◆ **RECORDS SUPPLIED**
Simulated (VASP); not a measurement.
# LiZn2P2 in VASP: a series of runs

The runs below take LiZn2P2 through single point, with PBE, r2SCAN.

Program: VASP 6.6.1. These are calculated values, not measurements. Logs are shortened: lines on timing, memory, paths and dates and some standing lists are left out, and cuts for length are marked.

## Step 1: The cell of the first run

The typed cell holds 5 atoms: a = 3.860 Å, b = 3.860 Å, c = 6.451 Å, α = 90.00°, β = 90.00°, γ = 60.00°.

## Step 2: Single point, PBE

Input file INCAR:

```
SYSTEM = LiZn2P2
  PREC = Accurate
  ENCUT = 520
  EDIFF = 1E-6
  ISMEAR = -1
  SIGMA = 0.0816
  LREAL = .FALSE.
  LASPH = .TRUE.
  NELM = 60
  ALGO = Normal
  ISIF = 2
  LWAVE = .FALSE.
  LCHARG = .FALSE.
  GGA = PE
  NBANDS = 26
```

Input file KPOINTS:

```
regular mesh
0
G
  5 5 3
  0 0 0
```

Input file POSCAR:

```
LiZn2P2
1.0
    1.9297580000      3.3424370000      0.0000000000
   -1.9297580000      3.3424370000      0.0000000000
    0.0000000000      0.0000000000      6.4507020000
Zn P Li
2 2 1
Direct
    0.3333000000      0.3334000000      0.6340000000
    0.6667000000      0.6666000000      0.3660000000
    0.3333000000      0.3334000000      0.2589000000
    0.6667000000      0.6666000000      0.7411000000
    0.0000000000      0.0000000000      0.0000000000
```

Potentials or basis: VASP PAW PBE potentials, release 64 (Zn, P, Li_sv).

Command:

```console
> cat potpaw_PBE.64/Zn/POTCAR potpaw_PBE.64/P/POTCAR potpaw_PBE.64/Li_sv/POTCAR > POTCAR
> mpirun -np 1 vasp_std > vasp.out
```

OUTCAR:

◆ **WORK INSTRUCTION**
From the first line of the listing above through the line that contains "## Step 1: The cell of the first run", set down each line without alteration, and nothing else.

◆ **ANSWER AREA**
Simulated (VASP); not a measurement.
# LiZn2P2 in VASP: a series of runs

The runs below take LiZn2P2 through single point, with PBE, r2SCAN.

Program: VASP 6.6.1. These are calculated values, not measurements. Logs are shortened: lines on timing, memory, paths and dates and some standing lists are left out, and cuts for length are marked.

## Step 1: The cell of the first run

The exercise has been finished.